- [Work order]: In the material below, find the line that contains "(1) It keeps" and the line that contains "(2) The volume", then write out exactly those two lines and everything between them.

- [Raw data]:
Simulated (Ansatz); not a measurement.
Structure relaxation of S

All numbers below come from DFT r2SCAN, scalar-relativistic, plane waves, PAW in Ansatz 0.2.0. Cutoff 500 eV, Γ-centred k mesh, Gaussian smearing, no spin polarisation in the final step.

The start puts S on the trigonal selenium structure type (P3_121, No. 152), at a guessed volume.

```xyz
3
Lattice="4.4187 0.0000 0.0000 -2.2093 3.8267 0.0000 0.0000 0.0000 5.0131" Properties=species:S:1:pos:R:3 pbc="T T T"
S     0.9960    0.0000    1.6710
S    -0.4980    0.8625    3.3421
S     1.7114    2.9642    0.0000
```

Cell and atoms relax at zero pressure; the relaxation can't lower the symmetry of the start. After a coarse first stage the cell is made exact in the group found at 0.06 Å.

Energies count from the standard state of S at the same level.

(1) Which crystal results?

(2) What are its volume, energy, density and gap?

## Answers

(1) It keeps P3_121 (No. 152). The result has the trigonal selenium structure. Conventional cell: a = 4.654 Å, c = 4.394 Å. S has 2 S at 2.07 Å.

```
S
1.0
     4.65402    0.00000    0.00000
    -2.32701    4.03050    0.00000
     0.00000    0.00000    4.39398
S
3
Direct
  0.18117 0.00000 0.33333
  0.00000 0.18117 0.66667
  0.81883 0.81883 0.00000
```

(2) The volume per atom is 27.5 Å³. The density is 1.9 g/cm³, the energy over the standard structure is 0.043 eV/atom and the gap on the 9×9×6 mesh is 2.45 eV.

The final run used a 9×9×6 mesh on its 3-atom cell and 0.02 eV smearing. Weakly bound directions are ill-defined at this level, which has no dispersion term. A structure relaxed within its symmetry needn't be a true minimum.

- [Exercise result]:
(1) It keeps P3_121 (No. 152). The result has the trigonal selenium structure. Conventional cell: a = 4.654 Å, c = 4.394 Å. S has 2 S at 2.07 Å.

```
S
1.0
     4.65402    0.00000    0.00000
    -2.32701    4.03050    0.00000
     0.00000    0.00000    4.39398
S
3
Direct
  0.18117 0.00000 0.33333
  0.00000 0.18117 0.66667
  0.81883 0.81883 0.00000
```

(2) The volume per atom is 27.5 Å³. The density is 1.9 g/cm³, the energy over the standard structure is 0.043 eV/atom and the gap on the 9×9×6 mesh is 2.45 eV.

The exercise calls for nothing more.